* * * * * * * * *
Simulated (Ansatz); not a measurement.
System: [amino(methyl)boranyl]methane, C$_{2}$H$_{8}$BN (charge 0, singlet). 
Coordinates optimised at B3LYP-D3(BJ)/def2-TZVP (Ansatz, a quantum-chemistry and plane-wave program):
* * * * * * * * *

_Required action_:
Each entry in the listing is to be copied exactly.

_Task result_:
Simulated (Ansatz); not a measurement.
System: [amino(methyl)boranyl]methane, C$_{2}$H$_{8}$BN (charge 0, singlet). 
Coordinates optimised at B3LYP-D3(BJ)/def2-TZVP (Ansatz, a quantum-chemistry and plane-wave program):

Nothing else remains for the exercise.